*Information shown:*
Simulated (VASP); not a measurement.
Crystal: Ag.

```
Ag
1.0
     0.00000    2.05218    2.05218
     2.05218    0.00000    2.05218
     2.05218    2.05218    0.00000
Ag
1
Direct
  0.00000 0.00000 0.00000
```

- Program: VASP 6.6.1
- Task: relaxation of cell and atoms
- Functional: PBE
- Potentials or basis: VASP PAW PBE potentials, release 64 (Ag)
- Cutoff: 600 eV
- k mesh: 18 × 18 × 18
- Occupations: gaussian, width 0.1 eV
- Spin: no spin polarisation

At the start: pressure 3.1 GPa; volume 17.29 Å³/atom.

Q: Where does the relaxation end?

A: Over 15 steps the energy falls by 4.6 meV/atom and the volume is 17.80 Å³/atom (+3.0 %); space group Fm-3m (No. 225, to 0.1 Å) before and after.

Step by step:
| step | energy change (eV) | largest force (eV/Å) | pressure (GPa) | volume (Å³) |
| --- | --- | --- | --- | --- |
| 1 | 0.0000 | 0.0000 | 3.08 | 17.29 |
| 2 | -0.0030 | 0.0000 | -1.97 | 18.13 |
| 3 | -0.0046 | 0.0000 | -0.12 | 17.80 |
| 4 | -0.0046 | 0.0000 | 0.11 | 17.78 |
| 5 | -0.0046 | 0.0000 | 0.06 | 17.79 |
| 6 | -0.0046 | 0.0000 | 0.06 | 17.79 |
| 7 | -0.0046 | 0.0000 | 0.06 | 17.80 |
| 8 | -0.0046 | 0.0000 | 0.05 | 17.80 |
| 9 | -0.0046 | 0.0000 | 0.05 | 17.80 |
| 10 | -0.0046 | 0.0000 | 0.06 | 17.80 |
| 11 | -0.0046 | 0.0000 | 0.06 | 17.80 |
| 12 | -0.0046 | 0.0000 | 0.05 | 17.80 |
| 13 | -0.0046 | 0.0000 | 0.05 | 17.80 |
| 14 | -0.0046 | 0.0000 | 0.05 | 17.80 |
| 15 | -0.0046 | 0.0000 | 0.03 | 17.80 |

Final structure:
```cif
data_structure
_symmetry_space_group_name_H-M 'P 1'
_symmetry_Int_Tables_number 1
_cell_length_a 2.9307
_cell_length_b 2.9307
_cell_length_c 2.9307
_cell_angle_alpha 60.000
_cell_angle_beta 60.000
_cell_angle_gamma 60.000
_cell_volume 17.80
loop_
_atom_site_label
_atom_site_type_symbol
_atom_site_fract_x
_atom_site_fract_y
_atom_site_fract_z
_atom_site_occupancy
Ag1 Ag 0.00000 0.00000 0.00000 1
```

*Work instruction:* Emit, unaltered, the lines from the top of the listing down through the line that holds "3.08 | 17.29 |"; emit nothing else.

*Exercise solution:*
Simulated (VASP); not a measurement.
Crystal: Ag.

```
Ag
1.0
     0.00000    2.05218    2.05218
     2.05218    0.00000    2.05218
     2.05218    2.05218    0.00000
Ag
1
Direct
  0.00000 0.00000 0.00000
```

- Program: VASP 6.6.1
- Task: relaxation of cell and atoms
- Functional: PBE
- Potentials or basis: VASP PAW PBE potentials, release 64 (Ag)
- Cutoff: 600 eV
- k mesh: 18 × 18 × 18
- Occupations: gaussian, width 0.1 eV
- Spin: no spin polarisation

At the start: pressure 3.1 GPa; volume 17.29 Å³/atom.

Q: Where does the relaxation end?

A: Over 15 steps the energy falls by 4.6 meV/atom and the volume is 17.80 Å³/atom (+3.0 %); space group Fm-3m (No. 225, to 0.1 Å) before and after.

Step by step:
| step | energy change (eV) | largest force (eV/Å) | pressure (GPa) | volume (Å³) |
| --- | --- | --- | --- | --- |
| 1 | 0.0000 | 0.0000 | 3.08 | 17.29 |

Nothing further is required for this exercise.